════════════════
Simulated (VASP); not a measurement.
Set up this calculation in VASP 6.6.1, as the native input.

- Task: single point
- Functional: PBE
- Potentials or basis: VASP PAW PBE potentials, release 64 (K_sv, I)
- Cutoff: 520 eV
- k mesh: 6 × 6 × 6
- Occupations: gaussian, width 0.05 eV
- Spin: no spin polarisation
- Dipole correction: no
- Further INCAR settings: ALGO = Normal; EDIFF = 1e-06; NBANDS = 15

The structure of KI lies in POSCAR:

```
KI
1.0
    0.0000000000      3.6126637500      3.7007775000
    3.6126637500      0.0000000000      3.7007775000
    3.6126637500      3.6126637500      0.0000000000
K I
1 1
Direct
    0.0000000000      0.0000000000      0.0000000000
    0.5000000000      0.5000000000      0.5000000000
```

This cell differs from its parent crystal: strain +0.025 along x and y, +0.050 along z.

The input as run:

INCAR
════════════════

▸ **TASK ITEM**:
Retype exactly the lines from the first line of the records above through the line containing "- Dipole correction: no", both included, and nothing else.

▸ **EXPECTED ANSWER**:
Simulated (VASP); not a measurement.
Set up this calculation in VASP 6.6.1, as the native input.

- Task: single point
- Functional: PBE
- Potentials or basis: VASP PAW PBE potentials, release 64 (K_sv, I)
- Cutoff: 520 eV
- k mesh: 6 × 6 × 6
- Occupations: gaussian, width 0.05 eV
- Spin: no spin polarisation
- Dipole correction: no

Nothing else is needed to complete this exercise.